> [Exercise]:
Within the records below is a range that opens at the line with "H12 on Si4)" and closes at the line with "PBE0 throughout (PySCF), one". Return that range word for word, both ends included, and only that range.

____________________

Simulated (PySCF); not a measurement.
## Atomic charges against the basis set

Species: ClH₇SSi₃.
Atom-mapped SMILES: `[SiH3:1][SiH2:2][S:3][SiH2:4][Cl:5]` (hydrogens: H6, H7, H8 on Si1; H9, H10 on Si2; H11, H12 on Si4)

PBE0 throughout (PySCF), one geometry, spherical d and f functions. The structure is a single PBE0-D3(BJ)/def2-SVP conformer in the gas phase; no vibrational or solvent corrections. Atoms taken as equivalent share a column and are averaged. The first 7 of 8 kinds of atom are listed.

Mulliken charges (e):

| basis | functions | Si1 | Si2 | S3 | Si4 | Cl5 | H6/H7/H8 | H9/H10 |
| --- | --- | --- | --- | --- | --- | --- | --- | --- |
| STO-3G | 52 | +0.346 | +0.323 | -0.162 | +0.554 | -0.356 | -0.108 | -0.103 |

____________________

> [Exercise result]:
Atom-mapped SMILES: `[SiH3:1][SiH2:2][S:3][SiH2:4][Cl:5]` (hydrogens: H6, H7, H8 on Si1; H9, H10 on Si2; H11, H12 on Si4)

PBE0 throughout (PySCF), one geometry, spherical d and f functions. The structure is a single PBE0-D3(BJ)/def2-SVP conformer in the gas phase; no vibrational or solvent corrections. Atoms taken as equivalent share a column and are averaged. The first 7 of 8 kinds of atom are listed.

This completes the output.